The listing below should be written out exactly; please include all of it.

[Start of section]
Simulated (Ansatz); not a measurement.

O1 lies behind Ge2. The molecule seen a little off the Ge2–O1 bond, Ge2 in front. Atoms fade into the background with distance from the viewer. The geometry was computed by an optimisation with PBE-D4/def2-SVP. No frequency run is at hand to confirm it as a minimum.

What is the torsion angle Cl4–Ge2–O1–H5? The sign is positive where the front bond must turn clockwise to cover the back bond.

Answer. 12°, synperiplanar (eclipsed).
[End of section]

* Task output:
Simulated (Ansatz); not a measurement.

O1 lies behind Ge2. The molecule seen a little off the Ge2–O1 bond, Ge2 in front. Atoms fade into the background with distance from the viewer. The geometry was computed by an optimisation with PBE-D4/def2-SVP. No frequency run is at hand to confirm it as a minimum.

What is the torsion angle Cl4–Ge2–O1–H5? The sign is positive where the front bond must turn clockwise to cover the back bond.

Answer. 12°, synperiplanar (eclipsed).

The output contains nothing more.